::::
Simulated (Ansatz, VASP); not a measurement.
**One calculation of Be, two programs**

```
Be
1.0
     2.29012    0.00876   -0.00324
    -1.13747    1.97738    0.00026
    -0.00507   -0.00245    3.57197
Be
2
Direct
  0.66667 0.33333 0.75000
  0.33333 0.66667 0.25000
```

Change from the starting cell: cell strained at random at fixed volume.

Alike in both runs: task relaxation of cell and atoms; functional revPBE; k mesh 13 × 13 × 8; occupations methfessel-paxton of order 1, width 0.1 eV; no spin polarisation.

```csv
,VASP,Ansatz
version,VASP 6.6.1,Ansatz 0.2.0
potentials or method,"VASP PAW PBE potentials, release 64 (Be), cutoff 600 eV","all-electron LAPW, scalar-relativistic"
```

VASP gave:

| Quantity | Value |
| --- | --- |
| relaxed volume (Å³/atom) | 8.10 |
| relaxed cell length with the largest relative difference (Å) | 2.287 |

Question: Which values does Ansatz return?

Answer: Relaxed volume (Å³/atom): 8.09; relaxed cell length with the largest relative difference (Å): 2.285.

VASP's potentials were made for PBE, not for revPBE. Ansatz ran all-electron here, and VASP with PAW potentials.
::::

The lines from the beginning of the records through the line containing "Answer: Relaxed volume" should be reproduced exactly. Include nothing else.

EXERCISE RESPONSE:
Simulated (Ansatz, VASP); not a measurement.
**One calculation of Be, two programs**

```
Be
1.0
     2.29012    0.00876   -0.00324
    -1.13747    1.97738    0.00026
    -0.00507   -0.00245    3.57197
Be
2
Direct
  0.66667 0.33333 0.75000
  0.33333 0.66667 0.25000
```

Change from the starting cell: cell strained at random at fixed volume.

Alike in both runs: task relaxation of cell and atoms; functional revPBE; k mesh 13 × 13 × 8; occupations methfessel-paxton of order 1, width 0.1 eV; no spin polarisation.

```csv
,VASP,Ansatz
version,VASP 6.6.1,Ansatz 0.2.0
potentials or method,"VASP PAW PBE potentials, release 64 (Be), cutoff 600 eV","all-electron LAPW, scalar-relativistic"
```

VASP gave:

| Quantity | Value |
| --- | --- |
| relaxed volume (Å³/atom) | 8.10 |
| relaxed cell length with the largest relative difference (Å) | 2.287 |

Question: Which values does Ansatz return?

Answer: Relaxed volume (Å³/atom): 8.09; relaxed cell length with the largest relative difference (Å): 2.285.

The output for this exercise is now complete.